Brief. Of all the lines below, return only those starting with the line holding "Solution A (0.0026" and going on through the line holding "Model: ion-association model, phreeqc.dat, run", exactly as written.

Exercise data.
=-=-=

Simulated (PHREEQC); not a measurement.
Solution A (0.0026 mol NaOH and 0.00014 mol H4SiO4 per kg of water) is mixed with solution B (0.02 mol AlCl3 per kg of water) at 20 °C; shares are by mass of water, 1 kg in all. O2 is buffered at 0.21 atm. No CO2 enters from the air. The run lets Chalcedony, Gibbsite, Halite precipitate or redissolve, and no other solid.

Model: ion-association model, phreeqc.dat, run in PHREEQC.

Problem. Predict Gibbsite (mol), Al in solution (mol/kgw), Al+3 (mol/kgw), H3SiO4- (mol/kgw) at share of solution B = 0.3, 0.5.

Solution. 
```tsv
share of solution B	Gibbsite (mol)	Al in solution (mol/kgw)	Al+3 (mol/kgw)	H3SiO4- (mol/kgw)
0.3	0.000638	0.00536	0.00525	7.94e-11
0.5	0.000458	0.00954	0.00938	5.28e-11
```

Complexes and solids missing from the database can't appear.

=-=-=

Written reply.
Solution A (0.0026 mol NaOH and 0.00014 mol H4SiO4 per kg of water) is mixed with solution B (0.02 mol AlCl3 per kg of water) at 20 °C; shares are by mass of water, 1 kg in all. O2 is buffered at 0.21 atm. No CO2 enters from the air. The run lets Chalcedony, Gibbsite, Halite precipitate or redissolve, and no other solid.

Model: ion-association model, phreeqc.dat, run in PHREEQC.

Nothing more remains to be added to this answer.